#####

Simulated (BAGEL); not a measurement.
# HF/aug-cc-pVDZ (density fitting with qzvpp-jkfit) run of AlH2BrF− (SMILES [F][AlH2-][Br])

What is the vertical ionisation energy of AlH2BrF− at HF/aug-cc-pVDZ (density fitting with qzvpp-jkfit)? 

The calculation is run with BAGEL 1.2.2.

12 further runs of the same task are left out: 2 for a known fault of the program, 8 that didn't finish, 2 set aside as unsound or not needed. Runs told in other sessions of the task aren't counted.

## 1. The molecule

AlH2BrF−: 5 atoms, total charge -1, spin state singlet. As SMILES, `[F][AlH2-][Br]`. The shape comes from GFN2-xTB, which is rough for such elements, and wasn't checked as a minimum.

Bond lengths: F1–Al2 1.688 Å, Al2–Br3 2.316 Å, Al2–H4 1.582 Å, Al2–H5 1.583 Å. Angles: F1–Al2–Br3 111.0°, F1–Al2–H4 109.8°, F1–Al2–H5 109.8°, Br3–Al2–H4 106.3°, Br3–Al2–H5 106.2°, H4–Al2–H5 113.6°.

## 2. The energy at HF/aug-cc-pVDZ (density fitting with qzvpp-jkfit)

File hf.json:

#####

REQUIREMENT = Above are the records; repeat exactly the lines from the one holding "The calculation is run with BAGEL 1.2.2." down to the one holding "AlH2BrF−: 5 atoms, total", end lines included.

EXERCISE SOLUTION =
The calculation is run with BAGEL 1.2.2.

12 further runs of the same task are left out: 2 for a known fault of the program, 8 that didn't finish, 2 set aside as unsound or not needed. Runs told in other sessions of the task aren't counted.

## 1. The molecule

AlH2BrF−: 5 atoms, total charge -1, spin state singlet. As SMILES, `[F][AlH2-][Br]`. The shape comes from GFN2-xTB, which is rough for such elements, and wasn't checked as a minimum.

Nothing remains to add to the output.